- RAW DATA:
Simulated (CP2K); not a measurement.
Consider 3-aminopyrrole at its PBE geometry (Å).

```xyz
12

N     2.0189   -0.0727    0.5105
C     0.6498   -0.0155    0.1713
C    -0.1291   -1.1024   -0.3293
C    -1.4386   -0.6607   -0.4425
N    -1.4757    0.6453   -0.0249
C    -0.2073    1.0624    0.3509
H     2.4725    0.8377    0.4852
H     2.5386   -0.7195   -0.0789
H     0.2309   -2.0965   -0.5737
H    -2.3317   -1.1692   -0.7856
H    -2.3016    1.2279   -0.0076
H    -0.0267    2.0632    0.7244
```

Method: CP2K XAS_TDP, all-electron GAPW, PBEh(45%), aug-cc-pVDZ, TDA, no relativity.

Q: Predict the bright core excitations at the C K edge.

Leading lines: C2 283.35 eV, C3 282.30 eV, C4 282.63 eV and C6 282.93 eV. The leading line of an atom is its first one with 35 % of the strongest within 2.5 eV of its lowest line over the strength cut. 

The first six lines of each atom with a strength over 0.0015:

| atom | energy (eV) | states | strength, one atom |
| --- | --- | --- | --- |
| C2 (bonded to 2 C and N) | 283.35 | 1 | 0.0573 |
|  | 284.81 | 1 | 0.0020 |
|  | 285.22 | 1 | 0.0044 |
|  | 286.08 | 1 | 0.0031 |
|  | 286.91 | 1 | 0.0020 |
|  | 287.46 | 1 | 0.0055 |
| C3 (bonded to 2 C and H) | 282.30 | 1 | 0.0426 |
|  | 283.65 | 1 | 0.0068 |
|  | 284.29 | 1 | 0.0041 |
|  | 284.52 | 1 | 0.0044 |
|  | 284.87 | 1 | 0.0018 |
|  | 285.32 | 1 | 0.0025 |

- BRIEF:
Beginning at the top of the records above, transcribe each line exactly up to and including the line that holds "1 | 0.0018 |".

- TASK OUTPUT:
Simulated (CP2K); not a measurement.
Consider 3-aminopyrrole at its PBE geometry (Å).

```xyz
12

N     2.0189   -0.0727    0.5105
C     0.6498   -0.0155    0.1713
C    -0.1291   -1.1024   -0.3293
C    -1.4386   -0.6607   -0.4425
N    -1.4757    0.6453   -0.0249
C    -0.2073    1.0624    0.3509
H     2.4725    0.8377    0.4852
H     2.5386   -0.7195   -0.0789
H     0.2309   -2.0965   -0.5737
H    -2.3317   -1.1692   -0.7856
H    -2.3016    1.2279   -0.0076
H    -0.0267    2.0632    0.7244
```

Method: CP2K XAS_TDP, all-electron GAPW, PBEh(45%), aug-cc-pVDZ, TDA, no relativity.

Q: Predict the bright core excitations at the C K edge.

Leading lines: C2 283.35 eV, C3 282.30 eV, C4 282.63 eV and C6 282.93 eV. The leading line of an atom is its first one with 35 % of the strongest within 2.5 eV of its lowest line over the strength cut. 

The first six lines of each atom with a strength over 0.0015:

| atom | energy (eV) | states | strength, one atom |
| --- | --- | --- | --- |
| C2 (bonded to 2 C and N) | 283.35 | 1 | 0.0573 |
|  | 284.81 | 1 | 0.0020 |
|  | 285.22 | 1 | 0.0044 |
|  | 286.08 | 1 | 0.0031 |
|  | 286.91 | 1 | 0.0020 |
|  | 287.46 | 1 | 0.0055 |
| C3 (bonded to 2 C and H) | 282.30 | 1 | 0.0426 |
|  | 283.65 | 1 | 0.0068 |
|  | 284.29 | 1 | 0.0041 |
|  | 284.52 | 1 | 0.0044 |
|  | 284.87 | 1 | 0.0018 |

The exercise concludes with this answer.